» DATA EXTRACTS:

################

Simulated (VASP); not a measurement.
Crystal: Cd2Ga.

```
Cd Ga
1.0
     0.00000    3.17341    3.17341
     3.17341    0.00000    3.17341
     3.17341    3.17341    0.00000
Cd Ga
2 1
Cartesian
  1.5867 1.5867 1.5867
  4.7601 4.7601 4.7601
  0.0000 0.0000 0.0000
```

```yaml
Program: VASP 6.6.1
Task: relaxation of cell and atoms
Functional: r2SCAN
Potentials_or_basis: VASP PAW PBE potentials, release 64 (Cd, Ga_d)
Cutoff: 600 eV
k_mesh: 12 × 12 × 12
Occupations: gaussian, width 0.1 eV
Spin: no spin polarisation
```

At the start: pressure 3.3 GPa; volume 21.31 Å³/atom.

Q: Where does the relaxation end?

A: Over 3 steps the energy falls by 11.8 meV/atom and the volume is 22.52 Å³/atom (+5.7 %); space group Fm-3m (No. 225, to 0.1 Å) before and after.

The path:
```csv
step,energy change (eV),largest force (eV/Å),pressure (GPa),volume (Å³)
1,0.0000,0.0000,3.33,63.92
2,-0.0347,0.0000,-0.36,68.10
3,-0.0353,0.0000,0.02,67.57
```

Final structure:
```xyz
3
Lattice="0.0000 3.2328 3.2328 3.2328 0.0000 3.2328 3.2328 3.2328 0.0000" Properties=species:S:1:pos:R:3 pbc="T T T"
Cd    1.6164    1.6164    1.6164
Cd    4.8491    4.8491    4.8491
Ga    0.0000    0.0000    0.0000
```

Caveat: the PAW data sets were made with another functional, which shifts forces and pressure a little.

################

Above are the entries. Output exactly the lines beginning with the line that has "Crystal: Cd2Ga." and ending with the line that has "Q: Where does the relaxation end?".

» WRITTEN RESPONSE:
Crystal: Cd2Ga.

```
Cd Ga
1.0
     0.00000    3.17341    3.17341
     3.17341    0.00000    3.17341
     3.17341    3.17341    0.00000
Cd Ga
2 1
Cartesian
  1.5867 1.5867 1.5867
  4.7601 4.7601 4.7601
  0.0000 0.0000 0.0000
```

```yaml
Program: VASP 6.6.1
Task: relaxation of cell and atoms
Functional: r2SCAN
Potentials_or_basis: VASP PAW PBE potentials, release 64 (Cd, Ga_d)
Cutoff: 600 eV
k_mesh: 12 × 12 × 12
Occupations: gaussian, width 0.1 eV
Spin: no spin polarisation
```

At the start: pressure 3.3 GPa; volume 21.31 Å³/atom.

Q: Where does the relaxation end?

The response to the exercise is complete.